> [Assigned task]
What is needed is the whole of the data, set down exactly.

> [Extracted material]
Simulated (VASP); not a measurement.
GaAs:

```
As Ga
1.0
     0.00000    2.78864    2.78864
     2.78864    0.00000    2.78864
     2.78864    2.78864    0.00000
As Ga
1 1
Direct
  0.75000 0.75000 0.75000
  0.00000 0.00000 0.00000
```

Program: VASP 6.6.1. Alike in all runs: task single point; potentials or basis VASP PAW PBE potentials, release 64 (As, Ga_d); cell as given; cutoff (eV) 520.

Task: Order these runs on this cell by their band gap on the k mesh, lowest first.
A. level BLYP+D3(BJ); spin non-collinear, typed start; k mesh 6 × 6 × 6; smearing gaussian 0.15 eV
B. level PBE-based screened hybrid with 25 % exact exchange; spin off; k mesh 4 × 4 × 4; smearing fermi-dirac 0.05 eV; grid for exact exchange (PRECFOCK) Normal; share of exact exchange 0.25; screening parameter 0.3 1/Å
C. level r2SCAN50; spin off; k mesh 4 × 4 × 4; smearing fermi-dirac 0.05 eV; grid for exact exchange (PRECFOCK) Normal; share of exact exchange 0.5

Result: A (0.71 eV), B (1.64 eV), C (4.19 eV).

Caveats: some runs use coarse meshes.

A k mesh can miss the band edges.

> [Worked solution]
Simulated (VASP); not a measurement.
GaAs:

```
As Ga
1.0
     0.00000    2.78864    2.78864
     2.78864    0.00000    2.78864
     2.78864    2.78864    0.00000
As Ga
1 1
Direct
  0.75000 0.75000 0.75000
  0.00000 0.00000 0.00000
```

Program: VASP 6.6.1. Alike in all runs: task single point; potentials or basis VASP PAW PBE potentials, release 64 (As, Ga_d); cell as given; cutoff (eV) 520.

Task: Order these runs on this cell by their band gap on the k mesh, lowest first.
A. level BLYP+D3(BJ); spin non-collinear, typed start; k mesh 6 × 6 × 6; smearing gaussian 0.15 eV
B. level PBE-based screened hybrid with 25 % exact exchange; spin off; k mesh 4 × 4 × 4; smearing fermi-dirac 0.05 eV; grid for exact exchange (PRECFOCK) Normal; share of exact exchange 0.25; screening parameter 0.3 1/Å
C. level r2SCAN50; spin off; k mesh 4 × 4 × 4; smearing fermi-dirac 0.05 eV; grid for exact exchange (PRECFOCK) Normal; share of exact exchange 0.5

Result: A (0.71 eV), B (1.64 eV), C (4.19 eV).

Caveats: some runs use coarse meshes.

A k mesh can miss the band edges.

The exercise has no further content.